START Data for review
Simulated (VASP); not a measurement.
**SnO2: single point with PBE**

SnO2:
END Data for review

Assigned task: Repeat every line of the material exactly as given.

Expected answer:
Simulated (VASP); not a measurement.
**SnO2: single point with PBE**

SnO2:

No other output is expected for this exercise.